Work order: Please output the data below exactly as given, starting at its first line and stopping after the line that contains "Shown here is".

Entries provided:
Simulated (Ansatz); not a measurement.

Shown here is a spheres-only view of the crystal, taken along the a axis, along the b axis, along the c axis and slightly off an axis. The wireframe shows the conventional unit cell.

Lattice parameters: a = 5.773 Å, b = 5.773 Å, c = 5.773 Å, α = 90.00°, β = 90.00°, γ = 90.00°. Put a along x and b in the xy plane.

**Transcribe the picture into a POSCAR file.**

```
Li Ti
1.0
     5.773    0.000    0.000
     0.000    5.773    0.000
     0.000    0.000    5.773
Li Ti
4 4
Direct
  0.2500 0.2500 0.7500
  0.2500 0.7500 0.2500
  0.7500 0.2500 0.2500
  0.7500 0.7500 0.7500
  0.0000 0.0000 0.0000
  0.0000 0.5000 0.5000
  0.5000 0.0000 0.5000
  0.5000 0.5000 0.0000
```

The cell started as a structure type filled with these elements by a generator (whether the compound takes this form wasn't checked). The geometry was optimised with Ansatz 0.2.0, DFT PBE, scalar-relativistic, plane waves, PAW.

Worked solution:
Simulated (Ansatz); not a measurement.

Shown here is a spheres-only view of the crystal, taken along the a axis, along the b axis, along the c axis and slightly off an axis. The wireframe shows the conventional unit cell.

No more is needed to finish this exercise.